_TASK ITEM_. Nothing in the data is to be left out; copy it exactly.

_EXERCISE DATA_.
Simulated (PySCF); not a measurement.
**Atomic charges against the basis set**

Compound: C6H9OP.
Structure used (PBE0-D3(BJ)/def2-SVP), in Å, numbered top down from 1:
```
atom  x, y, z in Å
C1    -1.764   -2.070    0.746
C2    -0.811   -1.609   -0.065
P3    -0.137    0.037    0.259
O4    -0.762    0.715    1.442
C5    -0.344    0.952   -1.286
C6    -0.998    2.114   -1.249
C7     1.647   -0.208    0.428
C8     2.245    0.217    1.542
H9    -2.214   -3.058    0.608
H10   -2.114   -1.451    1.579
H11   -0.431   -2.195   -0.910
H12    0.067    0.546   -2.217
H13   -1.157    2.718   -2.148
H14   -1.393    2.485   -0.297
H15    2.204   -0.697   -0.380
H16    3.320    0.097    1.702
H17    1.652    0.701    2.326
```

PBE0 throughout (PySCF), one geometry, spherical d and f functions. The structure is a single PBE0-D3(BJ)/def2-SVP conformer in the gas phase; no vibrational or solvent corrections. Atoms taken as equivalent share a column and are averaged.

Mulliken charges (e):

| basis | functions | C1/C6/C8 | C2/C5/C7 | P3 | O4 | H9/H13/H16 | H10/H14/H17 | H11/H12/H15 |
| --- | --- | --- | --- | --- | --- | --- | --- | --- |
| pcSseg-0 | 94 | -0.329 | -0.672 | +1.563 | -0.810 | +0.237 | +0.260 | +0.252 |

_RESPONSE BOX_.
Simulated (PySCF); not a measurement.
**Atomic charges against the basis set**

Compound: C6H9OP.
Structure used (PBE0-D3(BJ)/def2-SVP), in Å, numbered top down from 1:
```
atom  x, y, z in Å
C1    -1.764   -2.070    0.746
C2    -0.811   -1.609   -0.065
P3    -0.137    0.037    0.259
O4    -0.762    0.715    1.442
C5    -0.344    0.952   -1.286
C6    -0.998    2.114   -1.249
C7     1.647   -0.208    0.428
C8     2.245    0.217    1.542
H9    -2.214   -3.058    0.608
H10   -2.114   -1.451    1.579
H11   -0.431   -2.195   -0.910
H12    0.067    0.546   -2.217
H13   -1.157    2.718   -2.148
H14   -1.393    2.485   -0.297
H15    2.204   -0.697   -0.380
H16    3.320    0.097    1.702
H17    1.652    0.701    2.326
```

PBE0 throughout (PySCF), one geometry, spherical d and f functions. The structure is a single PBE0-D3(BJ)/def2-SVP conformer in the gas phase; no vibrational or solvent corrections. Atoms taken as equivalent share a column and are averaged.

Mulliken charges (e):

| basis | functions | C1/C6/C8 | C2/C5/C7 | P3 | O4 | H9/H13/H16 | H10/H14/H17 | H11/H12/H15 |
| --- | --- | --- | --- | --- | --- | --- | --- | --- |
| pcSseg-0 | 94 | -0.329 | -0.672 | +1.563 | -0.810 | +0.237 | +0.260 | +0.252 |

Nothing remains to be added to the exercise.